---*---
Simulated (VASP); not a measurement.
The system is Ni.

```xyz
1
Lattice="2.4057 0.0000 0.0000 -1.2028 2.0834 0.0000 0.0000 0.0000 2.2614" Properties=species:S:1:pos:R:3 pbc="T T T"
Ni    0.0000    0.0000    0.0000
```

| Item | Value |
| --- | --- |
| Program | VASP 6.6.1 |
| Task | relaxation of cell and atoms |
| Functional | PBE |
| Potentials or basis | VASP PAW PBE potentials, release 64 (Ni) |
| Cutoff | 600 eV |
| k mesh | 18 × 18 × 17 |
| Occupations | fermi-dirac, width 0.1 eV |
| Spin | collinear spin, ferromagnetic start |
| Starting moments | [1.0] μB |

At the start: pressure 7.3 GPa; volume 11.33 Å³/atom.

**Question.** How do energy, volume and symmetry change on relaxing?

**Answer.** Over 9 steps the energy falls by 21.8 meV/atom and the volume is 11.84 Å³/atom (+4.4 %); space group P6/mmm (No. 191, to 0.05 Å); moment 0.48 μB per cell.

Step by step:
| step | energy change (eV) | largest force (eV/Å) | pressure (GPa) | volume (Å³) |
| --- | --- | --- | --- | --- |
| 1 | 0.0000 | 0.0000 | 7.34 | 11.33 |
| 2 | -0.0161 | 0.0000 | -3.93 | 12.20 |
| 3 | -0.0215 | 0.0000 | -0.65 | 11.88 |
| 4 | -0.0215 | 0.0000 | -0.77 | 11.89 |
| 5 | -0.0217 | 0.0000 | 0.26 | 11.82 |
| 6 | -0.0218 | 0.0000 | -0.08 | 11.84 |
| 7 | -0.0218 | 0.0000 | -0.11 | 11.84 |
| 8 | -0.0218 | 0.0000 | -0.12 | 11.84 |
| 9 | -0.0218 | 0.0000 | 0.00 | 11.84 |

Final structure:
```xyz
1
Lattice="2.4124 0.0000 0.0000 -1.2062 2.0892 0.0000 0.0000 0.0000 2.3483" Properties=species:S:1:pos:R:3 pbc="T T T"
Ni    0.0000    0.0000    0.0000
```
---*---

- _EXERCISE_
Beginning with the very first line of the records above, please retype each line through the one that has "Functional | PBE |", and add nothing.

- _TASK OUTPUT_
Simulated (VASP); not a measurement.
The system is Ni.

```xyz
1
Lattice="2.4057 0.0000 0.0000 -1.2028 2.0834 0.0000 0.0000 0.0000 2.2614" Properties=species:S:1:pos:R:3 pbc="T T T"
Ni    0.0000    0.0000    0.0000
```

| Item | Value |
| --- | --- |
| Program | VASP 6.6.1 |
| Task | relaxation of cell and atoms |
| Functional | PBE |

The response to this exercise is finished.